# Dataset
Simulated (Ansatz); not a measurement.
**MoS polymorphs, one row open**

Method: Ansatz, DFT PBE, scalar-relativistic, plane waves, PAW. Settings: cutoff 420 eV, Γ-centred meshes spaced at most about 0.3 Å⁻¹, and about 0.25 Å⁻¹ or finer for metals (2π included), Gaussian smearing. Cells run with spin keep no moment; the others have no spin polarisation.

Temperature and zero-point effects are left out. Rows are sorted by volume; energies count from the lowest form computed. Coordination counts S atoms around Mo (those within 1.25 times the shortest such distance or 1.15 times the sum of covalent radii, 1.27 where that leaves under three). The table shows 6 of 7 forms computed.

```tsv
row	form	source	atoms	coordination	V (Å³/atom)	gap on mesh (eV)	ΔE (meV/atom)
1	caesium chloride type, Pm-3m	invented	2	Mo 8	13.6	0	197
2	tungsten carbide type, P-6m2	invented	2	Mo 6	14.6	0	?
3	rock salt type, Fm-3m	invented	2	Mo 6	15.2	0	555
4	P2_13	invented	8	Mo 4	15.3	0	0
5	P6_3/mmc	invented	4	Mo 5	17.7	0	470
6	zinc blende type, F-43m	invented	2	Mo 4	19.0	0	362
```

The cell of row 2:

# Work item
Print the material exactly. Include every line.

# Exercise answer
Simulated (Ansatz); not a measurement.
**MoS polymorphs, one row open**

Method: Ansatz, DFT PBE, scalar-relativistic, plane waves, PAW. Settings: cutoff 420 eV, Γ-centred meshes spaced at most about 0.3 Å⁻¹, and about 0.25 Å⁻¹ or finer for metals (2π included), Gaussian smearing. Cells run with spin keep no moment; the others have no spin polarisation.

Temperature and zero-point effects are left out. Rows are sorted by volume; energies count from the lowest form computed. Coordination counts S atoms around Mo (those within 1.25 times the shortest such distance or 1.15 times the sum of covalent radii, 1.27 where that leaves under three). The table shows 6 of 7 forms computed.

```tsv
row	form	source	atoms	coordination	V (Å³/atom)	gap on mesh (eV)	ΔE (meV/atom)
1	caesium chloride type, Pm-3m	invented	2	Mo 8	13.6	0	197
2	tungsten carbide type, P-6m2	invented	2	Mo 6	14.6	0	?
3	rock salt type, Fm-3m	invented	2	Mo 6	15.2	0	555
4	P2_13	invented	8	Mo 4	15.3	0	0
5	P6_3/mmc	invented	4	Mo 5	17.7	0	470
6	zinc blende type, F-43m	invented	2	Mo 4	19.0	0	362
```

The cell of row 2:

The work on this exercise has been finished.